─── Supplied data
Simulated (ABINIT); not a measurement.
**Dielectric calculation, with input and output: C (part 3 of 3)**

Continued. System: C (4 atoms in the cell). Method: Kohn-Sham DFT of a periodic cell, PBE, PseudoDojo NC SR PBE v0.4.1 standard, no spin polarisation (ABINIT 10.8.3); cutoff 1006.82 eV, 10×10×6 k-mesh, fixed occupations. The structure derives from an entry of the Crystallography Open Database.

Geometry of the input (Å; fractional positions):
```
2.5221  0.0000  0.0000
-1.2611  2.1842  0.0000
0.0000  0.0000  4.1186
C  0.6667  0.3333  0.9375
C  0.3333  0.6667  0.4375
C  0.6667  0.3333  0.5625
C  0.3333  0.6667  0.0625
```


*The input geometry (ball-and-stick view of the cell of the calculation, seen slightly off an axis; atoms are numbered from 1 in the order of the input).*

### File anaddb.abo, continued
──────

From the first line to the last, reproduce the data exactly.

Answer space:
Simulated (ABINIT); not a measurement.
**Dielectric calculation, with input and output: C (part 3 of 3)**

Continued. System: C (4 atoms in the cell). Method: Kohn-Sham DFT of a periodic cell, PBE, PseudoDojo NC SR PBE v0.4.1 standard, no spin polarisation (ABINIT 10.8.3); cutoff 1006.82 eV, 10×10×6 k-mesh, fixed occupations. The structure derives from an entry of the Crystallography Open Database.

Geometry of the input (Å; fractional positions):
```
2.5221  0.0000  0.0000
-1.2611  2.1842  0.0000
0.0000  0.0000  4.1186
C  0.6667  0.3333  0.9375
C  0.3333  0.6667  0.4375
C  0.6667  0.3333  0.5625
C  0.3333  0.6667  0.0625
```


*The input geometry (ball-and-stick view of the cell of the calculation, seen slightly off an axis; atoms are numbered from 1 in the order of the input).*

### File anaddb.abo, continued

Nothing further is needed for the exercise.